__Work task__:
An acceptable answer contains each line of the material, unchanged.

__Extracted data__:
————————
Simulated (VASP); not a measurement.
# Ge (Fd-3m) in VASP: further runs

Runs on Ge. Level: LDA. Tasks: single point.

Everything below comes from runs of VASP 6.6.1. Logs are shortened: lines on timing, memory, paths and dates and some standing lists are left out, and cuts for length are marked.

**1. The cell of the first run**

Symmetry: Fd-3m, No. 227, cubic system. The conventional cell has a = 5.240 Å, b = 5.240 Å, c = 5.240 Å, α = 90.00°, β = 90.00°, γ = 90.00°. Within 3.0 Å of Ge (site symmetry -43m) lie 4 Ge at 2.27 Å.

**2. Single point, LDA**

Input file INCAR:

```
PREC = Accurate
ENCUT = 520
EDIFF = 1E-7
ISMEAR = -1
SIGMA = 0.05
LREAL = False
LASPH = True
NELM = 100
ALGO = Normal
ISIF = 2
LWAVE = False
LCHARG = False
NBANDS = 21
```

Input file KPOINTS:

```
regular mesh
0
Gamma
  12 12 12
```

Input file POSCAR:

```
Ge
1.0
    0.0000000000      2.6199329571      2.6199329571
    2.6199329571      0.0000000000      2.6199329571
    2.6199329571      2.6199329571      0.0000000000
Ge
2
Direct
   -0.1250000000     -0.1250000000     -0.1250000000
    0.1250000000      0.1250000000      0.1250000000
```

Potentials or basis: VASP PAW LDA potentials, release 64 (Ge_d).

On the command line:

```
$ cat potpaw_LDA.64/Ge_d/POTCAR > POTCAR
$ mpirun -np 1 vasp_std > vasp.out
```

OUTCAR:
————————

__Exercise response__:
Simulated (VASP); not a measurement.
# Ge (Fd-3m) in VASP: further runs

Runs on Ge. Level: LDA. Tasks: single point.

Everything below comes from runs of VASP 6.6.1. Logs are shortened: lines on timing, memory, paths and dates and some standing lists are left out, and cuts for length are marked.

**1. The cell of the first run**

Symmetry: Fd-3m, No. 227, cubic system. The conventional cell has a = 5.240 Å, b = 5.240 Å, c = 5.240 Å, α = 90.00°, β = 90.00°, γ = 90.00°. Within 3.0 Å of Ge (site symmetry -43m) lie 4 Ge at 2.27 Å.

**2. Single point, LDA**

Input file INCAR:

```
PREC = Accurate
ENCUT = 520
EDIFF = 1E-7
ISMEAR = -1
SIGMA = 0.05
LREAL = False
LASPH = True
NELM = 100
ALGO = Normal
ISIF = 2
LWAVE = False
LCHARG = False
NBANDS = 21
```

Input file KPOINTS:

```
regular mesh
0
Gamma
  12 12 12
```

Input file POSCAR:

```
Ge
1.0
    0.0000000000      2.6199329571      2.6199329571
    2.6199329571      0.0000000000      2.6199329571
    2.6199329571      2.6199329571      0.0000000000
Ge
2
Direct
   -0.1250000000     -0.1250000000     -0.1250000000
    0.1250000000      0.1250000000      0.1250000000
```

Potentials or basis: VASP PAW LDA potentials, release 64 (Ge_d).

On the command line:

```
$ cat potpaw_LDA.64/Ge_d/POTCAR > POTCAR
$ mpirun -np 1 vasp_std > vasp.out
```

OUTCAR:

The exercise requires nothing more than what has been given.